Work request:
Please restate the material below word for word, from the first line through the one that contains "POTCAR, in this", inclusive.

Information supplied:
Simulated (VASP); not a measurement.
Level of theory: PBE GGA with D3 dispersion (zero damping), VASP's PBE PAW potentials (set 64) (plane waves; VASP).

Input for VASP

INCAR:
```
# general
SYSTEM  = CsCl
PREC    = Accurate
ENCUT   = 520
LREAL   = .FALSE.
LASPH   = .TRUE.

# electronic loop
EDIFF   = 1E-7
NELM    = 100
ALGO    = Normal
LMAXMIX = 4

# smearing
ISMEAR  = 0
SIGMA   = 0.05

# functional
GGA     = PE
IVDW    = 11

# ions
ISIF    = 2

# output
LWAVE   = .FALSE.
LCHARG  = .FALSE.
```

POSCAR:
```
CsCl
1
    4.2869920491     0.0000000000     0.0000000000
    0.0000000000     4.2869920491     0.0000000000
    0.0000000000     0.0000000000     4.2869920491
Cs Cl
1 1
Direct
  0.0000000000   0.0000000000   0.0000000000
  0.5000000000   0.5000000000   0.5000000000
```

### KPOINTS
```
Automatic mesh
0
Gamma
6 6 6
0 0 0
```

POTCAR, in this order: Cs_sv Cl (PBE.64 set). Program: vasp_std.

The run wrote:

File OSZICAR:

Exercise result:
Simulated (VASP); not a measurement.
Level of theory: PBE GGA with D3 dispersion (zero damping), VASP's PBE PAW potentials (set 64) (plane waves; VASP).

Input for VASP

INCAR:
```
# general
SYSTEM  = CsCl
PREC    = Accurate
ENCUT   = 520
LREAL   = .FALSE.
LASPH   = .TRUE.

# electronic loop
EDIFF   = 1E-7
NELM    = 100
ALGO    = Normal
LMAXMIX = 4

# smearing
ISMEAR  = 0
SIGMA   = 0.05

# functional
GGA     = PE
IVDW    = 11

# ions
ISIF    = 2

# output
LWAVE   = .FALSE.
LCHARG  = .FALSE.
```

POSCAR:
```
CsCl
1
    4.2869920491     0.0000000000     0.0000000000
    0.0000000000     4.2869920491     0.0000000000
    0.0000000000     0.0000000000     4.2869920491
Cs Cl
1 1
Direct
  0.0000000000   0.0000000000   0.0000000000
  0.5000000000   0.5000000000   0.5000000000
```

### KPOINTS
```
Automatic mesh
0
Gamma
6 6 6
0 0 0
```

POTCAR, in this order: Cs_sv Cl (PBE.64 set). Program: vasp_std.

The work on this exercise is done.